Work instruction: Copy precisely the first line of the material below and every later line, stopping with the line that contains "Ansatz relaxed the".

=== Study material ===
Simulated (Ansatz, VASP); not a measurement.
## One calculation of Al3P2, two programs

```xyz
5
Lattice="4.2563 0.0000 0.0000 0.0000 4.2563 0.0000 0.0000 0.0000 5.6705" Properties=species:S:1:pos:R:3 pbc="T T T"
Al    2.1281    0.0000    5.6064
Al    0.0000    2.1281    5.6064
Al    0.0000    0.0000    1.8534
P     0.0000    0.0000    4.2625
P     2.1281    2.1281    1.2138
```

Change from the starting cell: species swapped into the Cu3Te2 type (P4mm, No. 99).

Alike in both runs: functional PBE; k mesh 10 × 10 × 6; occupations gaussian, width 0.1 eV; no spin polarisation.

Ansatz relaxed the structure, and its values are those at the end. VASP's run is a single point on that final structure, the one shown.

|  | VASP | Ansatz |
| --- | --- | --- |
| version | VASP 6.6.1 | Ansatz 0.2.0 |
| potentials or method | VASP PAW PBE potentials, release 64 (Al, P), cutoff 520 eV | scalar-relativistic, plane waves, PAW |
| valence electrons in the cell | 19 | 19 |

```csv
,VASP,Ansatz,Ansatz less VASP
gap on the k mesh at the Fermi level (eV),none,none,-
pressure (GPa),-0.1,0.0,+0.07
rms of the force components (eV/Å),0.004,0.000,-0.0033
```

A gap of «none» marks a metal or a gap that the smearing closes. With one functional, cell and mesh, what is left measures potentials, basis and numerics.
===

Answer area:
Simulated (Ansatz, VASP); not a measurement.
## One calculation of Al3P2, two programs

```xyz
5
Lattice="4.2563 0.0000 0.0000 0.0000 4.2563 0.0000 0.0000 0.0000 5.6705" Properties=species:S:1:pos:R:3 pbc="T T T"
Al    2.1281    0.0000    5.6064
Al    0.0000    2.1281    5.6064
Al    0.0000    0.0000    1.8534
P     0.0000    0.0000    4.2625
P     2.1281    2.1281    1.2138
```

Change from the starting cell: species swapped into the Cu3Te2 type (P4mm, No. 99).

Alike in both runs: functional PBE; k mesh 10 × 10 × 6; occupations gaussian, width 0.1 eV; no spin polarisation.

Ansatz relaxed the structure, and its values are those at the end. VASP's run is a single point on that final structure, the one shown.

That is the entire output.